Could you set down exactly the lines of the data below, starting at the one that holds "470.0 | 66.9 |" and ending at the one that holds "461.8 | 66.1 |", both included, and only those?

Data extract
○ ○ ○
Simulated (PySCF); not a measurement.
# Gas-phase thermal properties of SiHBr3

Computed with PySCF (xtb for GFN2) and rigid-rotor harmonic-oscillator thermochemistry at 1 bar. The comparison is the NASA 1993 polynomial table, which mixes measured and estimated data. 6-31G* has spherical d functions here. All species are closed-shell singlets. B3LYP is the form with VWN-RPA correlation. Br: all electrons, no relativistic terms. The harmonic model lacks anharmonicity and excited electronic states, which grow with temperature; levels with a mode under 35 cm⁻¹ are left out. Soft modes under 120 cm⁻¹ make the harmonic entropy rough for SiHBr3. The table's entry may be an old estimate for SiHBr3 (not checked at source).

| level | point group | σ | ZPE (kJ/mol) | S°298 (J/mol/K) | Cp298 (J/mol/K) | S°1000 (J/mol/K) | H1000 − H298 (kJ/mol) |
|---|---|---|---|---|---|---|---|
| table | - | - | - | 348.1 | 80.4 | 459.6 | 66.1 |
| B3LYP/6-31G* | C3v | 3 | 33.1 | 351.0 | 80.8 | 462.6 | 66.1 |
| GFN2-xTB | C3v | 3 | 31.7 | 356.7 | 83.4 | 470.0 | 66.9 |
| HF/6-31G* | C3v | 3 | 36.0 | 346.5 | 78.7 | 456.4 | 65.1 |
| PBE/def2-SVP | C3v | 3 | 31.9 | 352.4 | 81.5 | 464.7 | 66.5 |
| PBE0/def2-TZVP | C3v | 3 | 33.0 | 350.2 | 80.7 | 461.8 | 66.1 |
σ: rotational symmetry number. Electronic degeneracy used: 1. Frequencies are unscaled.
○ ○ ○

Response area
| GFN2-xTB | C3v | 3 | 31.7 | 356.7 | 83.4 | 470.0 | 66.9 |
| HF/6-31G* | C3v | 3 | 36.0 | 346.5 | 78.7 | 456.4 | 65.1 |
| PBE/def2-SVP | C3v | 3 | 31.9 | 352.4 | 81.5 | 464.7 | 66.5 |
| PBE0/def2-TZVP | C3v | 3 | 33.0 | 350.2 | 80.7 | 461.8 | 66.1 |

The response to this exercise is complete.